= WORK REQUEST =
Each of the entries beneath this task should be written out exactly.

=====
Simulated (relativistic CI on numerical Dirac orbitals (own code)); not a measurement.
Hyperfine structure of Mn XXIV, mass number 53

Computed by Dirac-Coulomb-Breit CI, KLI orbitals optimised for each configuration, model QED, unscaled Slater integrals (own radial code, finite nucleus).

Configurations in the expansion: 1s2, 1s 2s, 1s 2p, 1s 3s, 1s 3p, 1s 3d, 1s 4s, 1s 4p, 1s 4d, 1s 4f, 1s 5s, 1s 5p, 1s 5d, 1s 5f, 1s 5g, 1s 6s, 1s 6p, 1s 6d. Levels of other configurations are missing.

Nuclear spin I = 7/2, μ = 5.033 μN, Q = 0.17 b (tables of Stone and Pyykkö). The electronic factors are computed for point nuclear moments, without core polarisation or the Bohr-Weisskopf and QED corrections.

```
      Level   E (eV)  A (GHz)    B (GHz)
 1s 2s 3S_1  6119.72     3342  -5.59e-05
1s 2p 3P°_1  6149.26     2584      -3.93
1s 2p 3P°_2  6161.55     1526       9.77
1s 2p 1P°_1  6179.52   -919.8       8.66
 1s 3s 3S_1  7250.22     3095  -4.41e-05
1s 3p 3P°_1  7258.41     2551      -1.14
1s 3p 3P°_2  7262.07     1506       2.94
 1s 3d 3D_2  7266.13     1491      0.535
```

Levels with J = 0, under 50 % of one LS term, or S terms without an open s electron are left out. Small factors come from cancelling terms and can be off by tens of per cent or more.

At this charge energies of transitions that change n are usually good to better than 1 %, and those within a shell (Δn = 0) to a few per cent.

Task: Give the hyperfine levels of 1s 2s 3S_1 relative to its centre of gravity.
=====

= EXERCISE SOLUTION =
Simulated (relativistic CI on numerical Dirac orbitals (own code)); not a measurement.
Hyperfine structure of Mn XXIV, mass number 53

Computed by Dirac-Coulomb-Breit CI, KLI orbitals optimised for each configuration, model QED, unscaled Slater integrals (own radial code, finite nucleus).

Configurations in the expansion: 1s2, 1s 2s, 1s 2p, 1s 3s, 1s 3p, 1s 3d, 1s 4s, 1s 4p, 1s 4d, 1s 4f, 1s 5s, 1s 5p, 1s 5d, 1s 5f, 1s 5g, 1s 6s, 1s 6p, 1s 6d. Levels of other configurations are missing.

Nuclear spin I = 7/2, μ = 5.033 μN, Q = 0.17 b (tables of Stone and Pyykkö). The electronic factors are computed for point nuclear moments, without core polarisation or the Bohr-Weisskopf and QED corrections.

```
      Level   E (eV)  A (GHz)    B (GHz)
 1s 2s 3S_1  6119.72     3342  -5.59e-05
1s 2p 3P°_1  6149.26     2584      -3.93
1s 2p 3P°_2  6161.55     1526       9.77
1s 2p 1P°_1  6179.52   -919.8       8.66
 1s 3s 3S_1  7250.22     3095  -4.41e-05
1s 3p 3P°_1  7258.41     2551      -1.14
1s 3p 3P°_2  7262.07     1506       2.94
 1s 3d 3D_2  7266.13     1491      0.535
```

Levels with J = 0, under 50 % of one LS term, or S terms without an open s electron are left out. Small factors come from cancelling terms and can be off by tens of per cent or more.

At this charge energies of transitions that change n are usually good to better than 1 %, and those within a shell (Δn = 0) to a few per cent.

Task: Give the hyperfine levels of 1s 2s 3S_1 relative to its centre of gravity.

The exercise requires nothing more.